» **Brief**
From the records below, print exactly the lines starting at the one containing "- Further INCAR" and ending at the one containing "11.91 | 16.84 |", ends included, and nothing else.

» **Listed records**
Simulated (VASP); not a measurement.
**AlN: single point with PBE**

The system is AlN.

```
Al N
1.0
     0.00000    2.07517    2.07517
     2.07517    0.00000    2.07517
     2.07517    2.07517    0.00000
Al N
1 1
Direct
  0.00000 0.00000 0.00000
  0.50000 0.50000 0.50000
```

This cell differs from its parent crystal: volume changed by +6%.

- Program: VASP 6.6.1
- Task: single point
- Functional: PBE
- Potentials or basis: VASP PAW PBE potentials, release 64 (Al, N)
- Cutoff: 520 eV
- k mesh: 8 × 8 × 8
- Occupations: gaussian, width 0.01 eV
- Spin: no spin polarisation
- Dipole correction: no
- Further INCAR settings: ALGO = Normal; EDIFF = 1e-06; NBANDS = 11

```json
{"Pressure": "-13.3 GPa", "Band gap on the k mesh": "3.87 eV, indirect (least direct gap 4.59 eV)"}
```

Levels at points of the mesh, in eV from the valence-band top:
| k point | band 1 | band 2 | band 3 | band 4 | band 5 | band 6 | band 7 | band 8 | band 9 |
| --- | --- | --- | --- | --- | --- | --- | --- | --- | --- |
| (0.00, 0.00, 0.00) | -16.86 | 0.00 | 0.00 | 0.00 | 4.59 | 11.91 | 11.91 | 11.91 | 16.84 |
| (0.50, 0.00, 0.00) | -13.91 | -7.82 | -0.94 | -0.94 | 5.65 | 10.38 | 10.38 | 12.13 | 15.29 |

» **Worked solution**
- Further INCAR settings: ALGO = Normal; EDIFF = 1e-06; NBANDS = 11

```json
{"Pressure": "-13.3 GPa", "Band gap on the k mesh": "3.87 eV, indirect (least direct gap 4.59 eV)"}
```

Levels at points of the mesh, in eV from the valence-band top:
| k point | band 1 | band 2 | band 3 | band 4 | band 5 | band 6 | band 7 | band 8 | band 9 |
| --- | --- | --- | --- | --- | --- | --- | --- | --- | --- |
| (0.00, 0.00, 0.00) | -16.86 | 0.00 | 0.00 | 0.00 | 4.59 | 11.91 | 11.91 | 11.91 | 16.84 |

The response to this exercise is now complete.